_ACTION ITEM_. Give the listing again in full, matching it character for character.

* * * * *
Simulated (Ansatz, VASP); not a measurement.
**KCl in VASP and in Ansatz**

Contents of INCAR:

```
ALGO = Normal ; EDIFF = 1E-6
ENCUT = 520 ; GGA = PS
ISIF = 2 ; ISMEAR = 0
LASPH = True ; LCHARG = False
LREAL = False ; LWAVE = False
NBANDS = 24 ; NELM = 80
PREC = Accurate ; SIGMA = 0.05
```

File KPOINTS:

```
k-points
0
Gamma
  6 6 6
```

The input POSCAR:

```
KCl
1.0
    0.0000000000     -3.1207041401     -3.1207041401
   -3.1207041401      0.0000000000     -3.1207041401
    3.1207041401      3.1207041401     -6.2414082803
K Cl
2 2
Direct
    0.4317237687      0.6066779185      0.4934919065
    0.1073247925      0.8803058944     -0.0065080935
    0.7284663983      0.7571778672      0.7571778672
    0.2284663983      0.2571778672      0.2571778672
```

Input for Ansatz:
* * * * *

_TASK RESPONSE_.
Simulated (Ansatz, VASP); not a measurement.
**KCl in VASP and in Ansatz**

Contents of INCAR:

```
ALGO = Normal ; EDIFF = 1E-6
ENCUT = 520 ; GGA = PS
ISIF = 2 ; ISMEAR = 0
LASPH = True ; LCHARG = False
LREAL = False ; LWAVE = False
NBANDS = 24 ; NELM = 80
PREC = Accurate ; SIGMA = 0.05
```

File KPOINTS:

```
k-points
0
Gamma
  6 6 6
```

The input POSCAR:

```
KCl
1.0
    0.0000000000     -3.1207041401     -3.1207041401
   -3.1207041401      0.0000000000     -3.1207041401
    3.1207041401      3.1207041401     -6.2414082803
K Cl
2 2
Direct
    0.4317237687      0.6066779185      0.4934919065
    0.1073247925      0.8803058944     -0.0065080935
    0.7284663983      0.7571778672      0.7571778672
    0.2284663983      0.2571778672      0.2571778672
```

Input for Ansatz:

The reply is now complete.